**Dataset excerpts**:
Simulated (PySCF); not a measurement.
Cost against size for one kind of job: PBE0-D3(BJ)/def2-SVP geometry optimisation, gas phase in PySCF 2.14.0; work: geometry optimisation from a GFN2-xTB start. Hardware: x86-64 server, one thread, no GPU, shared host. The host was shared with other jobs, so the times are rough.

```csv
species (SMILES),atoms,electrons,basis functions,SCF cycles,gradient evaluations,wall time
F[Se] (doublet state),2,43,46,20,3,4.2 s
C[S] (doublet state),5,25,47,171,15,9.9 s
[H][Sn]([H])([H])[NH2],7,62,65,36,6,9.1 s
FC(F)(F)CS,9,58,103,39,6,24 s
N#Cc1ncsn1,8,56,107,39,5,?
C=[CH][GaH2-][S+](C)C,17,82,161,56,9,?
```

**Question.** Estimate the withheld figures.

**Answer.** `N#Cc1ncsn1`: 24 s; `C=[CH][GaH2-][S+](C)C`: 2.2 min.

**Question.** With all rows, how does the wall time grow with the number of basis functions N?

**Assigned task**: Each record above is to be reproduced word for word.

**Worked solution**:
Simulated (PySCF); not a measurement.
Cost against size for one kind of job: PBE0-D3(BJ)/def2-SVP geometry optimisation, gas phase in PySCF 2.14.0; work: geometry optimisation from a GFN2-xTB start. Hardware: x86-64 server, one thread, no GPU, shared host. The host was shared with other jobs, so the times are rough.

```csv
species (SMILES),atoms,electrons,basis functions,SCF cycles,gradient evaluations,wall time
F[Se] (doublet state),2,43,46,20,3,4.2 s
C[S] (doublet state),5,25,47,171,15,9.9 s
[H][Sn]([H])([H])[NH2],7,62,65,36,6,9.1 s
FC(F)(F)CS,9,58,103,39,6,24 s
N#Cc1ncsn1,8,56,107,39,5,?
C=[CH][GaH2-][S+](C)C,17,82,161,56,9,?
```

**Question.** Estimate the withheld figures.

**Answer.** `N#Cc1ncsn1`: 24 s; `C=[CH][GaH2-][S+](C)C`: 2.2 min.

**Question.** With all rows, how does the wall time grow with the number of basis functions N?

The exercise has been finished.